**Work task:**
Up to and including the line with "- Functional: LDA", please set down the entries below exactly, starting from the first line.

**Record set:**
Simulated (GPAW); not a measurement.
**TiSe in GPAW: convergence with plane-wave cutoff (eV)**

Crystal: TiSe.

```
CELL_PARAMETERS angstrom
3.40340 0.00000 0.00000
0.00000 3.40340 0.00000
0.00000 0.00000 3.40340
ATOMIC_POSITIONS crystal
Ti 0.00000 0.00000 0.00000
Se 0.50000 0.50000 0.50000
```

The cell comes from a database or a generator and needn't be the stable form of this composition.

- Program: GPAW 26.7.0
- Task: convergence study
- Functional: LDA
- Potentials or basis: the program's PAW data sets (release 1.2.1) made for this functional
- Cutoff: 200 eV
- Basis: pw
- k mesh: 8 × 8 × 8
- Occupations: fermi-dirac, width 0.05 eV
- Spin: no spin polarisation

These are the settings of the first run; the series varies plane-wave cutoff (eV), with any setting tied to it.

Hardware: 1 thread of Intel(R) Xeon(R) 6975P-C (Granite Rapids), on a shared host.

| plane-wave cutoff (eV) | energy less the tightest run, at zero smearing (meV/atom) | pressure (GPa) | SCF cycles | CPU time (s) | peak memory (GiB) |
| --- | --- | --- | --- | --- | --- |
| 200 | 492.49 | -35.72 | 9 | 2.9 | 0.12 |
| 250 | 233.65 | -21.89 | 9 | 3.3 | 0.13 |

**Task solution:**
Simulated (GPAW); not a measurement.
**TiSe in GPAW: convergence with plane-wave cutoff (eV)**

Crystal: TiSe.

```
CELL_PARAMETERS angstrom
3.40340 0.00000 0.00000
0.00000 3.40340 0.00000
0.00000 0.00000 3.40340
ATOMIC_POSITIONS crystal
Ti 0.00000 0.00000 0.00000
Se 0.50000 0.50000 0.50000
```

The cell comes from a database or a generator and needn't be the stable form of this composition.

- Program: GPAW 26.7.0
- Task: convergence study
- Functional: LDA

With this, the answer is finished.